[[ DATA UNDER STUDY open ]]
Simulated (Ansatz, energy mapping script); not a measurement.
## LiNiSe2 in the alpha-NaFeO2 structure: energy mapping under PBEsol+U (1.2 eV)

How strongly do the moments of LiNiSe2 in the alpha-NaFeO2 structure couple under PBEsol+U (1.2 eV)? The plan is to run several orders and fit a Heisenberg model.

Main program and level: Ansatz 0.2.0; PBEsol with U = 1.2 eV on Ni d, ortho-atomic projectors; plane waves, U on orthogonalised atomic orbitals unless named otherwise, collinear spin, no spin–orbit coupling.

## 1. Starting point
[[ DATA UNDER STUDY closed ]]

**ASSIGNED TASK**: In the listing above, find the line with "How strongly do" and the line with "Main program and", then reproduce both and every line between them exactly.

**EXERCISE ANSWER**:
How strongly do the moments of LiNiSe2 in the alpha-NaFeO2 structure couple under PBEsol+U (1.2 eV)? The plan is to run several orders and fit a Heisenberg model.

Main program and level: Ansatz 0.2.0; PBEsol with U = 1.2 eV on Ni d, ortho-atomic projectors; plane waves, U on orthogonalised atomic orbitals unless named otherwise, collinear spin, no spin–orbit coupling.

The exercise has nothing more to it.